> **Work instruction**:
In full and without alteration, reproduce every record.

> **Information shown**:
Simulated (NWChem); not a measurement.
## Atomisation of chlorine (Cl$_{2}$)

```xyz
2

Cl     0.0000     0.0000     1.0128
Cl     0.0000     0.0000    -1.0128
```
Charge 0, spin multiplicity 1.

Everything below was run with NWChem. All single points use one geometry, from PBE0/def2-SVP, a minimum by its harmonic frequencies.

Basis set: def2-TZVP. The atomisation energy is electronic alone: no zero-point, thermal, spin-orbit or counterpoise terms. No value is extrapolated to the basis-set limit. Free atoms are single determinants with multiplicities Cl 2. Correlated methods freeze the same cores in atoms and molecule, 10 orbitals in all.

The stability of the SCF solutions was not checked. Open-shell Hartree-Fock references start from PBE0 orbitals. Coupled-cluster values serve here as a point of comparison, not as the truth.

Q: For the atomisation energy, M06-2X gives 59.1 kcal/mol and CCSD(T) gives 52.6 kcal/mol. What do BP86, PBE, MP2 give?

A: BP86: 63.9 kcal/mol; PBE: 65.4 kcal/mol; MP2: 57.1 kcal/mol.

> **Your solution**:
Simulated (NWChem); not a measurement.
## Atomisation of chlorine (Cl$_{2}$)

```xyz
2

Cl     0.0000     0.0000     1.0128
Cl     0.0000     0.0000    -1.0128
```
Charge 0, spin multiplicity 1.

Everything below was run with NWChem. All single points use one geometry, from PBE0/def2-SVP, a minimum by its harmonic frequencies.

Basis set: def2-TZVP. The atomisation energy is electronic alone: no zero-point, thermal, spin-orbit or counterpoise terms. No value is extrapolated to the basis-set limit. Free atoms are single determinants with multiplicities Cl 2. Correlated methods freeze the same cores in atoms and molecule, 10 orbitals in all.

The stability of the SCF solutions was not checked. Open-shell Hartree-Fock references start from PBE0 orbitals. Coupled-cluster values serve here as a point of comparison, not as the truth.

Q: For the atomisation energy, M06-2X gives 59.1 kcal/mol and CCSD(T) gives 52.6 kcal/mol. What do BP86, PBE, MP2 give?

A: BP86: 63.9 kcal/mol; PBE: 65.4 kcal/mol; MP2: 57.1 kcal/mol.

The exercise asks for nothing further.